________
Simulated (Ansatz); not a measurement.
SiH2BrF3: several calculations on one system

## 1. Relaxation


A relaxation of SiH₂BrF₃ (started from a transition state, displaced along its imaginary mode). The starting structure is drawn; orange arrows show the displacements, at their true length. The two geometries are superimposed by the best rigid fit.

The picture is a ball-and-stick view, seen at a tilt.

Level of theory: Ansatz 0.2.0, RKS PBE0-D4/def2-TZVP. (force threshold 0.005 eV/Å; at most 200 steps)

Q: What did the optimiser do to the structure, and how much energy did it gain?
________

ACTION ITEM - Write out all the material exactly, keeping each word.

EXERCISE OUTPUT -
Simulated (Ansatz); not a measurement.
SiH2BrF3: several calculations on one system

## 1. Relaxation


A relaxation of SiH₂BrF₃ (started from a transition state, displaced along its imaginary mode). The starting structure is drawn; orange arrows show the displacements, at their true length. The two geometries are superimposed by the best rigid fit.

The picture is a ball-and-stick view, seen at a tilt.

Level of theory: Ansatz 0.2.0, RKS PBE0-D4/def2-TZVP. (force threshold 0.005 eV/Å; at most 200 steps)

Q: What did the optimiser do to the structure, and how much energy did it gain?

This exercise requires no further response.